• _Information_:
↓

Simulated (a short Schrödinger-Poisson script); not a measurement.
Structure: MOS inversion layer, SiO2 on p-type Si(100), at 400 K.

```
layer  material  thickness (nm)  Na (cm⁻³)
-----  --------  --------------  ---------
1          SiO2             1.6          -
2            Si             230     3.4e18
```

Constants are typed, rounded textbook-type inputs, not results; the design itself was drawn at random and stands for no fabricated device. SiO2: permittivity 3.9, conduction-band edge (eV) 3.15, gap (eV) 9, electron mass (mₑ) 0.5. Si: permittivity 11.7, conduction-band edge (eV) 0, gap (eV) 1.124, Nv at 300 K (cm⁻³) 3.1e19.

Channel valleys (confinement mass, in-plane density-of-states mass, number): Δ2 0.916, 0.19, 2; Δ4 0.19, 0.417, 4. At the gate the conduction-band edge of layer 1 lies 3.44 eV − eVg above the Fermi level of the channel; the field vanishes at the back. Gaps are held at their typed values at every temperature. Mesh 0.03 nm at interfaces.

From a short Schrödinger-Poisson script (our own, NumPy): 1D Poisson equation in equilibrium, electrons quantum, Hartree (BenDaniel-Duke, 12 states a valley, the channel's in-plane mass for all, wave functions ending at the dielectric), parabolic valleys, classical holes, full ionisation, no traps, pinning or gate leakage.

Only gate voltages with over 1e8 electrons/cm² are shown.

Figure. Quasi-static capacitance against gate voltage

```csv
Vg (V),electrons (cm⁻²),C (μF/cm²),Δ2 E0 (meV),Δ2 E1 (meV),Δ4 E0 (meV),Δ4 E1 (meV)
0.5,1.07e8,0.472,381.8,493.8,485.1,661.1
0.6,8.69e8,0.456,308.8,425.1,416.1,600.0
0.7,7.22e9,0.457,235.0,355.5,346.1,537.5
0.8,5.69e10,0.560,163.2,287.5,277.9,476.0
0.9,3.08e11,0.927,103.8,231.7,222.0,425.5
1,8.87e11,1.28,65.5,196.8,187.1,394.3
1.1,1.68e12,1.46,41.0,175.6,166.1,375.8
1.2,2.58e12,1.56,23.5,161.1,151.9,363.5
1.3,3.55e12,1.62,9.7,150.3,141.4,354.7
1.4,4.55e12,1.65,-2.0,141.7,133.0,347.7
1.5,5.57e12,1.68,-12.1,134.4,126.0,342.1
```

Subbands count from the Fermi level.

↑

• _Work request_:
Set down each line of the material verbatim, from the first line through the line that contains "Constants are typed, rounded".

• _Task solution_:
Simulated (a short Schrödinger-Poisson script); not a measurement.
Structure: MOS inversion layer, SiO2 on p-type Si(100), at 400 K.

```
layer  material  thickness (nm)  Na (cm⁻³)
-----  --------  --------------  ---------
1          SiO2             1.6          -
2            Si             230     3.4e18
```

Constants are typed, rounded textbook-type inputs, not results; the design itself was drawn at random and stands for no fabricated device. SiO2: permittivity 3.9, conduction-band edge (eV) 3.15, gap (eV) 9, electron mass (mₑ) 0.5. Si: permittivity 11.7, conduction-band edge (eV) 0, gap (eV) 1.124, Nv at 300 K (cm⁻³) 3.1e19.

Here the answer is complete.